§ Data to examine:
_ _ _

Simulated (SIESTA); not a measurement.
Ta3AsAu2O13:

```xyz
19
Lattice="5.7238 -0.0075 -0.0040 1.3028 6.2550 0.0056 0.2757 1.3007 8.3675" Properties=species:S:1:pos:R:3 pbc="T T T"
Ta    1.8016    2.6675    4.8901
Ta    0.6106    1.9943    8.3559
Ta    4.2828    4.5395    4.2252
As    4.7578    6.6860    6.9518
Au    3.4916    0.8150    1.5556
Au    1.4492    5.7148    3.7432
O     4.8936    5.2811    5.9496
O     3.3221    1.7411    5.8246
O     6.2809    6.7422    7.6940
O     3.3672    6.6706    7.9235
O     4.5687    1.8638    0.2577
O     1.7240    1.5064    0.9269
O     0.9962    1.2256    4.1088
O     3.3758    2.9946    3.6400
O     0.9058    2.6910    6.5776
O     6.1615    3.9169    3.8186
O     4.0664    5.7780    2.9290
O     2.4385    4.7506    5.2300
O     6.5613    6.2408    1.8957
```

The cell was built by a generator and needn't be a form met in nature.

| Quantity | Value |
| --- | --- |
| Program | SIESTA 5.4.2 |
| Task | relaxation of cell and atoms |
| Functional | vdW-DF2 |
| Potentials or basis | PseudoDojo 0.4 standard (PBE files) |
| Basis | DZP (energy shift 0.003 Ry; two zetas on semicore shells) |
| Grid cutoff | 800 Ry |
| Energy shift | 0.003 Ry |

_ _ _

§ Activity: The material should be transcribed exactly, every line included.

§ Written answer:
Simulated (SIESTA); not a measurement.
Ta3AsAu2O13:

```xyz
19
Lattice="5.7238 -0.0075 -0.0040 1.3028 6.2550 0.0056 0.2757 1.3007 8.3675" Properties=species:S:1:pos:R:3 pbc="T T T"
Ta    1.8016    2.6675    4.8901
Ta    0.6106    1.9943    8.3559
Ta    4.2828    4.5395    4.2252
As    4.7578    6.6860    6.9518
Au    3.4916    0.8150    1.5556
Au    1.4492    5.7148    3.7432
O     4.8936    5.2811    5.9496
O     3.3221    1.7411    5.8246
O     6.2809    6.7422    7.6940
O     3.3672    6.6706    7.9235
O     4.5687    1.8638    0.2577
O     1.7240    1.5064    0.9269
O     0.9962    1.2256    4.1088
O     3.3758    2.9946    3.6400
O     0.9058    2.6910    6.5776
O     6.1615    3.9169    3.8186
O     4.0664    5.7780    2.9290
O     2.4385    4.7506    5.2300
O     6.5613    6.2408    1.8957
```

The cell was built by a generator and needn't be a form met in nature.

| Quantity | Value |
| --- | --- |
| Program | SIESTA 5.4.2 |
| Task | relaxation of cell and atoms |
| Functional | vdW-DF2 |
| Potentials or basis | PseudoDojo 0.4 standard (PBE files) |
| Basis | DZP (energy shift 0.003 Ry; two zetas on semicore shells) |
| Grid cutoff | 800 Ry |
| Energy shift | 0.003 Ry |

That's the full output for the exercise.